====================

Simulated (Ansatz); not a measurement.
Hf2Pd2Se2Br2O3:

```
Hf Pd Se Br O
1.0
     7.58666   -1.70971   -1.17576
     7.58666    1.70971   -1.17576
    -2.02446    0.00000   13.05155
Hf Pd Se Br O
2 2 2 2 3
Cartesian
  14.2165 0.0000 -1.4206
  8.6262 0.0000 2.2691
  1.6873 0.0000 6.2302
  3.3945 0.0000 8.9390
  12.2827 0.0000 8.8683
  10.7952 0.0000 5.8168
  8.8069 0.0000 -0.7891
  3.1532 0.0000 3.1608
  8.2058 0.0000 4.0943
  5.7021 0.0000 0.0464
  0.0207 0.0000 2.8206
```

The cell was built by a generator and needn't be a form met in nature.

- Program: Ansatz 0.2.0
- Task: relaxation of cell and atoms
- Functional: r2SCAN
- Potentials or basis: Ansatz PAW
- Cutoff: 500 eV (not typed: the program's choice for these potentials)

====================

WORK ITEM - Reproduce the data in full, precisely as given.

WORKED SOLUTION -
Simulated (Ansatz); not a measurement.
Hf2Pd2Se2Br2O3:

```
Hf Pd Se Br O
1.0
     7.58666   -1.70971   -1.17576
     7.58666    1.70971   -1.17576
    -2.02446    0.00000   13.05155
Hf Pd Se Br O
2 2 2 2 3
Cartesian
  14.2165 0.0000 -1.4206
  8.6262 0.0000 2.2691
  1.6873 0.0000 6.2302
  3.3945 0.0000 8.9390
  12.2827 0.0000 8.8683
  10.7952 0.0000 5.8168
  8.8069 0.0000 -0.7891
  3.1532 0.0000 3.1608
  8.2058 0.0000 4.0943
  5.7021 0.0000 0.0464
  0.0207 0.0000 2.8206
```

The cell was built by a generator and needn't be a form met in nature.

- Program: Ansatz 0.2.0
- Task: relaxation of cell and atoms
- Functional: r2SCAN
- Potentials or basis: Ansatz PAW
- Cutoff: 500 eV (not typed: the program's choice for these potentials)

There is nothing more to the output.